Task item:
Nothing in the data may be altered; restate all of it exactly.

Information provided:
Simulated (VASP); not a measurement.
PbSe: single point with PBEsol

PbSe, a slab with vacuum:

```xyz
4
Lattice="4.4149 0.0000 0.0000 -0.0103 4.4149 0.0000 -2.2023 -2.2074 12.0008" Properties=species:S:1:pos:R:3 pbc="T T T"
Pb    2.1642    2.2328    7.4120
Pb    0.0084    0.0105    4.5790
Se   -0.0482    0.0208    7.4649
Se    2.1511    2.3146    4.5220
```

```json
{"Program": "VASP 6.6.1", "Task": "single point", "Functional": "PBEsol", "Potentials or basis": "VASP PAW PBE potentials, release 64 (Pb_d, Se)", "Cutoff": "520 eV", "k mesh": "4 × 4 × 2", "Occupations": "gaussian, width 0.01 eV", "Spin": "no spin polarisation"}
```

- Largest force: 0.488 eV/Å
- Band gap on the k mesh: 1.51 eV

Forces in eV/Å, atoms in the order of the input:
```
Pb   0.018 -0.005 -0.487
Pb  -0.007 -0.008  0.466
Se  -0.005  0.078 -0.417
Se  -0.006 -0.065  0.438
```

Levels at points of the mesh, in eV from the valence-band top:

Written reply:
Simulated (VASP); not a measurement.
PbSe: single point with PBEsol

PbSe, a slab with vacuum:

```xyz
4
Lattice="4.4149 0.0000 0.0000 -0.0103 4.4149 0.0000 -2.2023 -2.2074 12.0008" Properties=species:S:1:pos:R:3 pbc="T T T"
Pb    2.1642    2.2328    7.4120
Pb    0.0084    0.0105    4.5790
Se   -0.0482    0.0208    7.4649
Se    2.1511    2.3146    4.5220
```

```json
{"Program": "VASP 6.6.1", "Task": "single point", "Functional": "PBEsol", "Potentials or basis": "VASP PAW PBE potentials, release 64 (Pb_d, Se)", "Cutoff": "520 eV", "k mesh": "4 × 4 × 2", "Occupations": "gaussian, width 0.01 eV", "Spin": "no spin polarisation"}
```

- Largest force: 0.488 eV/Å
- Band gap on the k mesh: 1.51 eV

Forces in eV/Å, atoms in the order of the input:
```
Pb   0.018 -0.005 -0.487
Pb  -0.007 -0.008  0.466
Se  -0.005  0.078 -0.417
Se  -0.006 -0.065  0.438
```

Levels at points of the mesh, in eV from the valence-band top:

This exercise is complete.